##### DATASET CONTENT

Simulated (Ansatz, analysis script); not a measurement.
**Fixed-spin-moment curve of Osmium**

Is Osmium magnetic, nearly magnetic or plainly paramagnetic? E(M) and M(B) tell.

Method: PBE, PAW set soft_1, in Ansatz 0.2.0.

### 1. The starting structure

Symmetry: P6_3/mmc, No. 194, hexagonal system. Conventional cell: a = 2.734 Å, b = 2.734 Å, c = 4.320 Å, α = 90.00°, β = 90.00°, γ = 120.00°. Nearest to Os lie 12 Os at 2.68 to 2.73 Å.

##########

All of the records above need to be copied exactly.

TASK RESPONSE.
Simulated (Ansatz, analysis script); not a measurement.
**Fixed-spin-moment curve of Osmium**

Is Osmium magnetic, nearly magnetic or plainly paramagnetic? E(M) and M(B) tell.

Method: PBE, PAW set soft_1, in Ansatz 0.2.0.

### 1. The starting structure

Symmetry: P6_3/mmc, No. 194, hexagonal system. Conventional cell: a = 2.734 Å, b = 2.734 Å, c = 4.320 Å, α = 90.00°, β = 90.00°, γ = 120.00°. Nearest to Os lie 12 Os at 2.68 to 2.73 Å.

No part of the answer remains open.